▶ [Supplied material]
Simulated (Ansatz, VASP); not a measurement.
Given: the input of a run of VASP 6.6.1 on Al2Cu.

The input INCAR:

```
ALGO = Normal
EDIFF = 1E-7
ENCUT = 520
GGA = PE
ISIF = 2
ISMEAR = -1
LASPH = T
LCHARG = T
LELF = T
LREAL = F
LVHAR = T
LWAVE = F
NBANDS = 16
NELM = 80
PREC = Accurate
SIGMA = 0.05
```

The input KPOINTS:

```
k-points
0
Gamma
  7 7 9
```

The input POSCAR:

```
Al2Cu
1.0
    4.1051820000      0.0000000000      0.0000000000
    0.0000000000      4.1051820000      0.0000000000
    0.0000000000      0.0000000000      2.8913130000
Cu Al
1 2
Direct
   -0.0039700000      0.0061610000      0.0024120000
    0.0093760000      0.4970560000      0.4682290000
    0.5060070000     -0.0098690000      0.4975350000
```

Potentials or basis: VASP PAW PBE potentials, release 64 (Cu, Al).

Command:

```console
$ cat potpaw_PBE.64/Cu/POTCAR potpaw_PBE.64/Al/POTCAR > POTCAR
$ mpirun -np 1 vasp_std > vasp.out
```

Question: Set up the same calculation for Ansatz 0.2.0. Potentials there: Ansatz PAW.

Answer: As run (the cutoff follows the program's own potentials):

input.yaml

▶ [Assigned task]
The output is every entry, printed exactly as it reads.

▶ [Answer space]
Simulated (Ansatz, VASP); not a measurement.
Given: the input of a run of VASP 6.6.1 on Al2Cu.

The input INCAR:

```
ALGO = Normal
EDIFF = 1E-7
ENCUT = 520
GGA = PE
ISIF = 2
ISMEAR = -1
LASPH = T
LCHARG = T
LELF = T
LREAL = F
LVHAR = T
LWAVE = F
NBANDS = 16
NELM = 80
PREC = Accurate
SIGMA = 0.05
```

The input KPOINTS:

```
k-points
0
Gamma
  7 7 9
```

The input POSCAR:

```
Al2Cu
1.0
    4.1051820000      0.0000000000      0.0000000000
    0.0000000000      4.1051820000      0.0000000000
    0.0000000000      0.0000000000      2.8913130000
Cu Al
1 2
Direct
   -0.0039700000      0.0061610000      0.0024120000
    0.0093760000      0.4970560000      0.4682290000
    0.5060070000     -0.0098690000      0.4975350000
```

Potentials or basis: VASP PAW PBE potentials, release 64 (Cu, Al).

Command:

```console
$ cat potpaw_PBE.64/Cu/POTCAR potpaw_PBE.64/Al/POTCAR > POTCAR
$ mpirun -np 1 vasp_std > vasp.out
```

Question: Set up the same calculation for Ansatz 0.2.0. Potentials there: Ansatz PAW.

Answer: As run (the cutoff follows the program's own potentials):

input.yaml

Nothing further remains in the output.